◆ **Work item**
What you print must match the data line for line.

◆ **Information shown**
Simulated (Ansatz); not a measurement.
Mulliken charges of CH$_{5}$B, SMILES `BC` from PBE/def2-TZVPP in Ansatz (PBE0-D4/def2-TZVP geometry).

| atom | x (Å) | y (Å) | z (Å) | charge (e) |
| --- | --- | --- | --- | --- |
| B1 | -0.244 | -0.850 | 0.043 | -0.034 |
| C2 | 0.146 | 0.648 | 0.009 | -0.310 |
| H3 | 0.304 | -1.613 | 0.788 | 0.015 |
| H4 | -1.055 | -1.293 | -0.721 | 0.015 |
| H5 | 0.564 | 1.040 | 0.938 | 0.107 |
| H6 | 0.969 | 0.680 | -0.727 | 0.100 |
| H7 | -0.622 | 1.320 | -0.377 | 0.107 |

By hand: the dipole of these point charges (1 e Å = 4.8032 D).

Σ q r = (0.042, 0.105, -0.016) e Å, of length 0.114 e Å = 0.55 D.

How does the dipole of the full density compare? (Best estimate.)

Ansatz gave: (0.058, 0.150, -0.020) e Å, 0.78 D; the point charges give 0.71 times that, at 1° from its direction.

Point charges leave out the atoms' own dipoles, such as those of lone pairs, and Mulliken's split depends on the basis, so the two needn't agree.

◆ **Answer area**
Simulated (Ansatz); not a measurement.
Mulliken charges of CH$_{5}$B, SMILES `BC` from PBE/def2-TZVPP in Ansatz (PBE0-D4/def2-TZVP geometry).

| atom | x (Å) | y (Å) | z (Å) | charge (e) |
| --- | --- | --- | --- | --- |
| B1 | -0.244 | -0.850 | 0.043 | -0.034 |
| C2 | 0.146 | 0.648 | 0.009 | -0.310 |
| H3 | 0.304 | -1.613 | 0.788 | 0.015 |
| H4 | -1.055 | -1.293 | -0.721 | 0.015 |
| H5 | 0.564 | 1.040 | 0.938 | 0.107 |
| H6 | 0.969 | 0.680 | -0.727 | 0.100 |
| H7 | -0.622 | 1.320 | -0.377 | 0.107 |

By hand: the dipole of these point charges (1 e Å = 4.8032 D).

Σ q r = (0.042, 0.105, -0.016) e Å, of length 0.114 e Å = 0.55 D.

How does the dipole of the full density compare? (Best estimate.)

Ansatz gave: (0.058, 0.150, -0.020) e Å, 0.78 D; the point charges give 0.71 times that, at 1° from its direction.

Point charges leave out the atoms' own dipoles, such as those of lone pairs, and Mulliken's split depends on the basis, so the two needn't agree.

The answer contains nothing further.